### [SUPPLIED DATA]
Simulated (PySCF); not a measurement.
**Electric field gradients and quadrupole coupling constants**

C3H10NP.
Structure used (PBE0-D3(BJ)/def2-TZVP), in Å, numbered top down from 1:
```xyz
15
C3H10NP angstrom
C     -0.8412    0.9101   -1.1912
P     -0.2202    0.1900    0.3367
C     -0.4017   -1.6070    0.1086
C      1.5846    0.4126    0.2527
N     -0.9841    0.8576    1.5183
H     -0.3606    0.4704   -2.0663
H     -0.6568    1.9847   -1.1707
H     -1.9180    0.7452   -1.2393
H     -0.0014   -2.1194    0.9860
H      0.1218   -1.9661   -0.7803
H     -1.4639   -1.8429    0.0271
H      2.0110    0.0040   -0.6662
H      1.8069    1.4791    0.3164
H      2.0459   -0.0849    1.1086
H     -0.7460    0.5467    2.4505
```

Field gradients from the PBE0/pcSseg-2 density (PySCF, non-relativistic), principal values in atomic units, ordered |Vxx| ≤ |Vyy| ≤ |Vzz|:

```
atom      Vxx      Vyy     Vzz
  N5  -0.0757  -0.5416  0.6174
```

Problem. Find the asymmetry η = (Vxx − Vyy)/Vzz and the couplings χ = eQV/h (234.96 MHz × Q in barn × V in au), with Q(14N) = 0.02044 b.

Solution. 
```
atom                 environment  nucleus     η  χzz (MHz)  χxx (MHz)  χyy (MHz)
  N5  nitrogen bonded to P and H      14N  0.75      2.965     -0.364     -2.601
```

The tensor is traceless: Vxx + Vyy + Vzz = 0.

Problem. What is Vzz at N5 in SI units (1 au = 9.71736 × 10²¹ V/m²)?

### [WORK INSTRUCTION]
All of the entries above need to be reproduced exactly.

### [EXPECTED ANSWER]
Simulated (PySCF); not a measurement.
**Electric field gradients and quadrupole coupling constants**

C3H10NP.
Structure used (PBE0-D3(BJ)/def2-TZVP), in Å, numbered top down from 1:
```xyz
15
C3H10NP angstrom
C     -0.8412    0.9101   -1.1912
P     -0.2202    0.1900    0.3367
C     -0.4017   -1.6070    0.1086
C      1.5846    0.4126    0.2527
N     -0.9841    0.8576    1.5183
H     -0.3606    0.4704   -2.0663
H     -0.6568    1.9847   -1.1707
H     -1.9180    0.7452   -1.2393
H     -0.0014   -2.1194    0.9860
H      0.1218   -1.9661   -0.7803
H     -1.4639   -1.8429    0.0271
H      2.0110    0.0040   -0.6662
H      1.8069    1.4791    0.3164
H      2.0459   -0.0849    1.1086
H     -0.7460    0.5467    2.4505
```

Field gradients from the PBE0/pcSseg-2 density (PySCF, non-relativistic), principal values in atomic units, ordered |Vxx| ≤ |Vyy| ≤ |Vzz|:

```
atom      Vxx      Vyy     Vzz
  N5  -0.0757  -0.5416  0.6174
```

Problem. Find the asymmetry η = (Vxx − Vyy)/Vzz and the couplings χ = eQV/h (234.96 MHz × Q in barn × V in au), with Q(14N) = 0.02044 b.

Solution. 
```
atom                 environment  nucleus     η  χzz (MHz)  χxx (MHz)  χyy (MHz)
  N5  nitrogen bonded to P and H      14N  0.75      2.965     -0.364     -2.601
```

The tensor is traceless: Vxx + Vyy + Vzz = 0.

Problem. What is Vzz at N5 in SI units (1 au = 9.71736 × 10²¹ V/m²)?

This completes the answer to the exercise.